TASK ITEM: Starting at the top of the data and ending with the line that holds "0.2 | 0.01 |", transcribe each line exactly; include both ends.

ENTRIES SUPPLIED:
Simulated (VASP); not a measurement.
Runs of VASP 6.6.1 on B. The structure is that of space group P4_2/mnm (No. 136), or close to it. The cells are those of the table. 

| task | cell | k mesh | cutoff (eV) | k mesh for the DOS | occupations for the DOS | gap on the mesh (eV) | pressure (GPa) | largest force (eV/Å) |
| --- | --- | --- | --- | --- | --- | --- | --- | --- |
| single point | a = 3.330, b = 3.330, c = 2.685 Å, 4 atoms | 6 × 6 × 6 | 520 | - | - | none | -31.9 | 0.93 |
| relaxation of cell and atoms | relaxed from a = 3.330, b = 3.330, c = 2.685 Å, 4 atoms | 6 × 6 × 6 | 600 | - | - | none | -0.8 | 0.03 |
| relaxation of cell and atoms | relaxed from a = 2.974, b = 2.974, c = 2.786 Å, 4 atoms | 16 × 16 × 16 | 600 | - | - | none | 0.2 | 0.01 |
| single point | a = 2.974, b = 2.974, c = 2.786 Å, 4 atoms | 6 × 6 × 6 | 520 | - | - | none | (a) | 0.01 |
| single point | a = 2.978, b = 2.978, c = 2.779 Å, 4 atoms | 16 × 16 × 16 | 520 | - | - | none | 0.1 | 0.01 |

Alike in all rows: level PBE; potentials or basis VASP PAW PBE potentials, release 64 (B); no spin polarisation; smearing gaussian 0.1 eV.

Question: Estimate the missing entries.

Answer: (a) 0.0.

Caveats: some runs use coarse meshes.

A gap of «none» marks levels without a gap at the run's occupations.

YOUR SOLUTION:
Simulated (VASP); not a measurement.
Runs of VASP 6.6.1 on B. The structure is that of space group P4_2/mnm (No. 136), or close to it. The cells are those of the table. 

| task | cell | k mesh | cutoff (eV) | k mesh for the DOS | occupations for the DOS | gap on the mesh (eV) | pressure (GPa) | largest force (eV/Å) |
| --- | --- | --- | --- | --- | --- | --- | --- | --- |
| single point | a = 3.330, b = 3.330, c = 2.685 Å, 4 atoms | 6 × 6 × 6 | 520 | - | - | none | -31.9 | 0.93 |
| relaxation of cell and atoms | relaxed from a = 3.330, b = 3.330, c = 2.685 Å, 4 atoms | 6 × 6 × 6 | 600 | - | - | none | -0.8 | 0.03 |
| relaxation of cell and atoms | relaxed from a = 2.974, b = 2.974, c = 2.786 Å, 4 atoms | 16 × 16 × 16 | 600 | - | - | none | 0.2 | 0.01 |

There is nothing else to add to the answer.